#### RECORDS SHOWN
---+---

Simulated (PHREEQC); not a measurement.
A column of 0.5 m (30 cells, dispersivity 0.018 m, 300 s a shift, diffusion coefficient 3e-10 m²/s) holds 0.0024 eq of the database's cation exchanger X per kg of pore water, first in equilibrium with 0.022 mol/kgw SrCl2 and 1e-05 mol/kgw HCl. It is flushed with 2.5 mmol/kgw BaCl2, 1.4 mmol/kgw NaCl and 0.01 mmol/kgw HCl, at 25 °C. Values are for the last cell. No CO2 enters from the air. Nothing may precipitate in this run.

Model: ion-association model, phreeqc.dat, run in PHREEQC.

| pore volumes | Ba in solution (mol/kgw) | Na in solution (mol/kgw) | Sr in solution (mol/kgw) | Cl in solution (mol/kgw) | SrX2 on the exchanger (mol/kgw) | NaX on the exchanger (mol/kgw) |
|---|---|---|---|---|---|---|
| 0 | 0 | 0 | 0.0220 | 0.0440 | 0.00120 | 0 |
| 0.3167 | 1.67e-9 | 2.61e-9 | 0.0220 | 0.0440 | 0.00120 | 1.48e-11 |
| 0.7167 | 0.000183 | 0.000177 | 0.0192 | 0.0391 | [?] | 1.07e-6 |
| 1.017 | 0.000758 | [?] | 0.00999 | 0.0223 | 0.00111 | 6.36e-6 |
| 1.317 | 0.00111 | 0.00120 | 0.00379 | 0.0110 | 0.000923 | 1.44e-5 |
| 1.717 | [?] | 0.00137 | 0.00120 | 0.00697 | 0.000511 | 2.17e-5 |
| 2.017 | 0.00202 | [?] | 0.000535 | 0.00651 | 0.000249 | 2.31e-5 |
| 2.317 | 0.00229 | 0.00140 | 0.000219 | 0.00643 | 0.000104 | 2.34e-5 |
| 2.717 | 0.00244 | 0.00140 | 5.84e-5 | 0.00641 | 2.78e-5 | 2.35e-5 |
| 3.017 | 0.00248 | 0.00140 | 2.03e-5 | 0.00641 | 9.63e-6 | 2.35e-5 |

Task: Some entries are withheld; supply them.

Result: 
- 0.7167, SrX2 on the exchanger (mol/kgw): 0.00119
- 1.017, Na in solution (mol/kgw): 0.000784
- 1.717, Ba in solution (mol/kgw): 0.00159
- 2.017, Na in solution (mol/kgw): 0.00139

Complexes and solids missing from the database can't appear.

---+---

#### BRIEF
Copy the records above exactly, beginning at the line that contains "0.000249 | 2.31e-5 |" and stopping after the line that contains "- 2.017, Na in solution (mol/kgw): 0.00139".

#### ANSWER AREA
| 2.017 | 0.00202 | [?] | 0.000535 | 0.00651 | 0.000249 | 2.31e-5 |
| 2.317 | 0.00229 | 0.00140 | 0.000219 | 0.00643 | 0.000104 | 2.34e-5 |
| 2.717 | 0.00244 | 0.00140 | 5.84e-5 | 0.00641 | 2.78e-5 | 2.35e-5 |
| 3.017 | 0.00248 | 0.00140 | 2.03e-5 | 0.00641 | 9.63e-6 | 2.35e-5 |

Task: Some entries are withheld; supply them.

Result: 
- 0.7167, SrX2 on the exchanger (mol/kgw): 0.00119
- 1.017, Na in solution (mol/kgw): 0.000784
- 1.717, Ba in solution (mol/kgw): 0.00159
- 2.017, Na in solution (mol/kgw): 0.00139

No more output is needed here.